> REQUIREMENT
Restate word for word the lines of the entries below, starting with the line that holds "OSZICAR of a" and ending with the line that holds "Answer: It is", and no others.

BEGIN

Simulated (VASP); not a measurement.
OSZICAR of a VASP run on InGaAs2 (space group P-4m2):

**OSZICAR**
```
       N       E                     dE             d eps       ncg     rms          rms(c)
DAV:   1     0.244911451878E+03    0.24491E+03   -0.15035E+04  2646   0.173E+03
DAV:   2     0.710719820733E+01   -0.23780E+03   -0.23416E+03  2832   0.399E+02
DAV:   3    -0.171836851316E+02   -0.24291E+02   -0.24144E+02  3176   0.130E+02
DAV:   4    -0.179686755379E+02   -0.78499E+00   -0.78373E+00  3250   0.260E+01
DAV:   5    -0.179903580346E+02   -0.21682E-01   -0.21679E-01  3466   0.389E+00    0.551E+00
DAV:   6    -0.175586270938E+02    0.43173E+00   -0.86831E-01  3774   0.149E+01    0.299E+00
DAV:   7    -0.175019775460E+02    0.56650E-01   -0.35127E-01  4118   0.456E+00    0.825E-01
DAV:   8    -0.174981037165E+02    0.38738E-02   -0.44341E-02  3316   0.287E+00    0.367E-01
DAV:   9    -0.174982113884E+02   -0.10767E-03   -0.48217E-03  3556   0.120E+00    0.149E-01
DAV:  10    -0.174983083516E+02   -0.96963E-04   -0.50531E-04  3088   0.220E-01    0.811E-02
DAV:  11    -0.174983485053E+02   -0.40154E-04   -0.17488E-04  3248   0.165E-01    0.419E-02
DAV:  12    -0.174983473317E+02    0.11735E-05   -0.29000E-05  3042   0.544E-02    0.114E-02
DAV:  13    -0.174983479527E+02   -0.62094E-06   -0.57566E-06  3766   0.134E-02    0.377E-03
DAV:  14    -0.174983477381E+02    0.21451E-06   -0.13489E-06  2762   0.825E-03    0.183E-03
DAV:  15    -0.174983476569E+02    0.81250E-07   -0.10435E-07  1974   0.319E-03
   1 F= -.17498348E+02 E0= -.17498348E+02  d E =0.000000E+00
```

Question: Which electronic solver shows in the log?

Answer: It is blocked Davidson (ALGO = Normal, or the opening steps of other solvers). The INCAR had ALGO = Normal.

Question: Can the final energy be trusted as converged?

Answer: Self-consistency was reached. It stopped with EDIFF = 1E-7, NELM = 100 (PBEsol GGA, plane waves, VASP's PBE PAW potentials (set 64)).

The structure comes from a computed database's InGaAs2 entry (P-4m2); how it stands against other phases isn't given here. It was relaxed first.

END

> ANSWER SPACE
OSZICAR of a VASP run on InGaAs2 (space group P-4m2):

**OSZICAR**
```
       N       E                     dE             d eps       ncg     rms          rms(c)
DAV:   1     0.244911451878E+03    0.24491E+03   -0.15035E+04  2646   0.173E+03
DAV:   2     0.710719820733E+01   -0.23780E+03   -0.23416E+03  2832   0.399E+02
DAV:   3    -0.171836851316E+02   -0.24291E+02   -0.24144E+02  3176   0.130E+02
DAV:   4    -0.179686755379E+02   -0.78499E+00   -0.78373E+00  3250   0.260E+01
DAV:   5    -0.179903580346E+02   -0.21682E-01   -0.21679E-01  3466   0.389E+00    0.551E+00
DAV:   6    -0.175586270938E+02    0.43173E+00   -0.86831E-01  3774   0.149E+01    0.299E+00
DAV:   7    -0.175019775460E+02    0.56650E-01   -0.35127E-01  4118   0.456E+00    0.825E-01
DAV:   8    -0.174981037165E+02    0.38738E-02   -0.44341E-02  3316   0.287E+00    0.367E-01
DAV:   9    -0.174982113884E+02   -0.10767E-03   -0.48217E-03  3556   0.120E+00    0.149E-01
DAV:  10    -0.174983083516E+02   -0.96963E-04   -0.50531E-04  3088   0.220E-01    0.811E-02
DAV:  11    -0.174983485053E+02   -0.40154E-04   -0.17488E-04  3248   0.165E-01    0.419E-02
DAV:  12    -0.174983473317E+02    0.11735E-05   -0.29000E-05  3042   0.544E-02    0.114E-02
DAV:  13    -0.174983479527E+02   -0.62094E-06   -0.57566E-06  3766   0.134E-02    0.377E-03
DAV:  14    -0.174983477381E+02    0.21451E-06   -0.13489E-06  2762   0.825E-03    0.183E-03
DAV:  15    -0.174983476569E+02    0.81250E-07   -0.10435E-07  1974   0.319E-03
   1 F= -.17498348E+02 E0= -.17498348E+02  d E =0.000000E+00
```

Question: Which electronic solver shows in the log?

Answer: It is blocked Davidson (ALGO = Normal, or the opening steps of other solvers). The INCAR had ALGO = Normal.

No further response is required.